BEGIN

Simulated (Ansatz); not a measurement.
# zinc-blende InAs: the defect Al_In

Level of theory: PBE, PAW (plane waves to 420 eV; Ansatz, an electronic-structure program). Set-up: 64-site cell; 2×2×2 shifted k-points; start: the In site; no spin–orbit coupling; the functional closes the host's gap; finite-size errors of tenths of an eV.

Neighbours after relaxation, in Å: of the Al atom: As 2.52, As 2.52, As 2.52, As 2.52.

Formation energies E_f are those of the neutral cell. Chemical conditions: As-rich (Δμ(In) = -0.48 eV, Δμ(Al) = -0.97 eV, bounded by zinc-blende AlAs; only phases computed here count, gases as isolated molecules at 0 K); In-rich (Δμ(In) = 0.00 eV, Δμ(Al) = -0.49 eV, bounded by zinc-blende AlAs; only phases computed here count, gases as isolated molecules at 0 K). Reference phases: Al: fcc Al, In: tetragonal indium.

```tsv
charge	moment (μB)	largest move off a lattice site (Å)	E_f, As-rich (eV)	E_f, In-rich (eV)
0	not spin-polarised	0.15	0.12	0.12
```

END

## TASK ITEM
From the first line of the listing above to the line with "Neighbours after relaxation, in", please transcribe each line exactly, both ends included, and nothing beyond that.

## EXERCISE SOLUTION
Simulated (Ansatz); not a measurement.
# zinc-blende InAs: the defect Al_In

Level of theory: PBE, PAW (plane waves to 420 eV; Ansatz, an electronic-structure program). Set-up: 64-site cell; 2×2×2 shifted k-points; start: the In site; no spin–orbit coupling; the functional closes the host's gap; finite-size errors of tenths of an eV.

Neighbours after relaxation, in Å: of the Al atom: As 2.52, As 2.52, As 2.52, As 2.52.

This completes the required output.